**WORK INSTRUCTION:** Print exactly those lines that run from the beginning of the data to the line bearing "The input as", inclusive.

**DATA EXTRACTS:**
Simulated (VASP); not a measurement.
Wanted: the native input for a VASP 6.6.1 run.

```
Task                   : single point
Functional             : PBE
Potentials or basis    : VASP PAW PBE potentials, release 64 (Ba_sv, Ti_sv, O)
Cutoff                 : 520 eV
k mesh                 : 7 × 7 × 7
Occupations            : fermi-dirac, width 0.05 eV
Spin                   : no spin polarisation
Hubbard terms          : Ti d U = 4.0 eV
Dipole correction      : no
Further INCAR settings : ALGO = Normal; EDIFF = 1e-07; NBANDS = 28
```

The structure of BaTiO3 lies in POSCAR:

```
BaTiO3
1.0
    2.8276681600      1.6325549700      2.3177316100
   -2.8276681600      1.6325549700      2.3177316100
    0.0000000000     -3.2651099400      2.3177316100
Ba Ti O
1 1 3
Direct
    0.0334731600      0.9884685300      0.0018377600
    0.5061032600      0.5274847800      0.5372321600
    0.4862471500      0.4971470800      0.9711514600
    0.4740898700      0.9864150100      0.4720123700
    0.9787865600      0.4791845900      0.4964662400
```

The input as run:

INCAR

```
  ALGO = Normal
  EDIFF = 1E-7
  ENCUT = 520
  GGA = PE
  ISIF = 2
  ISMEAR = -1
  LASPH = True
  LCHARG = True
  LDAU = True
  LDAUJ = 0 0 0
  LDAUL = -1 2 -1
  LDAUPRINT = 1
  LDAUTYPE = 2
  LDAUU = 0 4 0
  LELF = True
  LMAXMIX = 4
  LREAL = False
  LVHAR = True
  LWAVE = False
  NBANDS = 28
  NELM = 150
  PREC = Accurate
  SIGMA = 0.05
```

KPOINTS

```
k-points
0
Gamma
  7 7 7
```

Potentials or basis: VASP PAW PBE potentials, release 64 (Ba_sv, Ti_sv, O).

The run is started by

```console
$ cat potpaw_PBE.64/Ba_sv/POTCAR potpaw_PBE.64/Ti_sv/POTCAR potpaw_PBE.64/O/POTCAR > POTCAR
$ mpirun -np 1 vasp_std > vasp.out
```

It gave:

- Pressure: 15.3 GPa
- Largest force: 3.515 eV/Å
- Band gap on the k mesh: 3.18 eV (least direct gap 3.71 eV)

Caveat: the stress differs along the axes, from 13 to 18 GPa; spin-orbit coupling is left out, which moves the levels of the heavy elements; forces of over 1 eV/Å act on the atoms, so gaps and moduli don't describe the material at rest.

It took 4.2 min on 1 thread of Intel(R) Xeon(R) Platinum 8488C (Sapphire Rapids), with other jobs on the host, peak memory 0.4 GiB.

**TASK RESULT:**
Simulated (VASP); not a measurement.
Wanted: the native input for a VASP 6.6.1 run.

```
Task                   : single point
Functional             : PBE
Potentials or basis    : VASP PAW PBE potentials, release 64 (Ba_sv, Ti_sv, O)
Cutoff                 : 520 eV
k mesh                 : 7 × 7 × 7
Occupations            : fermi-dirac, width 0.05 eV
Spin                   : no spin polarisation
Hubbard terms          : Ti d U = 4.0 eV
Dipole correction      : no
Further INCAR settings : ALGO = Normal; EDIFF = 1e-07; NBANDS = 28
```

The structure of BaTiO3 lies in POSCAR:

```
BaTiO3
1.0
    2.8276681600      1.6325549700      2.3177316100
   -2.8276681600      1.6325549700      2.3177316100
    0.0000000000     -3.2651099400      2.3177316100
Ba Ti O
1 1 3
Direct
    0.0334731600      0.9884685300      0.0018377600
    0.5061032600      0.5274847800      0.5372321600
    0.4862471500      0.4971470800      0.9711514600
    0.4740898700      0.9864150100      0.4720123700
    0.9787865600      0.4791845900      0.4964662400
```

The input as run:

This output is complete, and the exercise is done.